● WORK INSTRUCTION: Type out every line of the data again, exactly.

● DATASET:
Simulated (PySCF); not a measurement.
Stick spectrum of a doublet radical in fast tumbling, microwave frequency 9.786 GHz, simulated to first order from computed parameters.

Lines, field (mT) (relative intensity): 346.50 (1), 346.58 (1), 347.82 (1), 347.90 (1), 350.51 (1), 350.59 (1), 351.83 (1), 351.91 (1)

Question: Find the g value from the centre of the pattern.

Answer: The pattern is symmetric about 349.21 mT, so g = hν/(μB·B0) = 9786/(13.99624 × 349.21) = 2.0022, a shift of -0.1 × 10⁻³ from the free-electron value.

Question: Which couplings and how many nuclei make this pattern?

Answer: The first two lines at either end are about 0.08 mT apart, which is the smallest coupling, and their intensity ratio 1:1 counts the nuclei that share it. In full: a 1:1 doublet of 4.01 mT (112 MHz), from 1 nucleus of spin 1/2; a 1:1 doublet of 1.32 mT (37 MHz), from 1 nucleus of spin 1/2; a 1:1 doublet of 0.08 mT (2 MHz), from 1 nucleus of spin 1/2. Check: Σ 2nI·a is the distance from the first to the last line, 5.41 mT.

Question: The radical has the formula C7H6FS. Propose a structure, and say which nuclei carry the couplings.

● EXERCISE SOLUTION:
Simulated (PySCF); not a measurement.
Stick spectrum of a doublet radical in fast tumbling, microwave frequency 9.786 GHz, simulated to first order from computed parameters.

Lines, field (mT) (relative intensity): 346.50 (1), 346.58 (1), 347.82 (1), 347.90 (1), 350.51 (1), 350.59 (1), 351.83 (1), 351.91 (1)

Question: Find the g value from the centre of the pattern.

Answer: The pattern is symmetric about 349.21 mT, so g = hν/(μB·B0) = 9786/(13.99624 × 349.21) = 2.0022, a shift of -0.1 × 10⁻³ from the free-electron value.

Question: Which couplings and how many nuclei make this pattern?

Answer: The first two lines at either end are about 0.08 mT apart, which is the smallest coupling, and their intensity ratio 1:1 counts the nuclei that share it. In full: a 1:1 doublet of 4.01 mT (112 MHz), from 1 nucleus of spin 1/2; a 1:1 doublet of 1.32 mT (37 MHz), from 1 nucleus of spin 1/2; a 1:1 doublet of 0.08 mT (2 MHz), from 1 nucleus of spin 1/2. Check: Σ 2nI·a is the distance from the first to the last line, 5.41 mT.

Question: The radical has the formula C7H6FS. Propose a structure, and say which nuclei carry the couplings.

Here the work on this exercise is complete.